**REQUIREMENT:** Nothing may be left out, so copy every entry exactly.

[[ EXCERPTED DATA, beginning ]]
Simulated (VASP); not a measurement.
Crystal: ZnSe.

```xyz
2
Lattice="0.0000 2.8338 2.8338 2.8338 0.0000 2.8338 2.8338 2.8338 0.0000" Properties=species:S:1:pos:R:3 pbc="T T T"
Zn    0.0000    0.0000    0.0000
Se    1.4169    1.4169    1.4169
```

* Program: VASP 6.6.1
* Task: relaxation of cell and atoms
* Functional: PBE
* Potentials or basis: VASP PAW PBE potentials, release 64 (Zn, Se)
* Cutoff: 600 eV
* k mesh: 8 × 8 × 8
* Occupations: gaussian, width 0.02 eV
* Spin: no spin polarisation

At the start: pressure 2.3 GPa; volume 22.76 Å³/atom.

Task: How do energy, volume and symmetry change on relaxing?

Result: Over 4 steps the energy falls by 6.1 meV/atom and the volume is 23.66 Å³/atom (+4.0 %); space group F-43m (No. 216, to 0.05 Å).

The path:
[[ EXCERPTED DATA, end ]]

**WORKED SOLUTION:**
Simulated (VASP); not a measurement.
Crystal: ZnSe.

```xyz
2
Lattice="0.0000 2.8338 2.8338 2.8338 0.0000 2.8338 2.8338 2.8338 0.0000" Properties=species:S:1:pos:R:3 pbc="T T T"
Zn    0.0000    0.0000    0.0000
Se    1.4169    1.4169    1.4169
```

* Program: VASP 6.6.1
* Task: relaxation of cell and atoms
* Functional: PBE
* Potentials or basis: VASP PAW PBE potentials, release 64 (Zn, Se)
* Cutoff: 600 eV
* k mesh: 8 × 8 × 8
* Occupations: gaussian, width 0.02 eV
* Spin: no spin polarisation

At the start: pressure 2.3 GPa; volume 22.76 Å³/atom.

Task: How do energy, volume and symmetry change on relaxing?

Result: Over 4 steps the energy falls by 6.1 meV/atom and the volume is 23.66 Å³/atom (+4.0 %); space group F-43m (No. 216, to 0.05 Å).

The path:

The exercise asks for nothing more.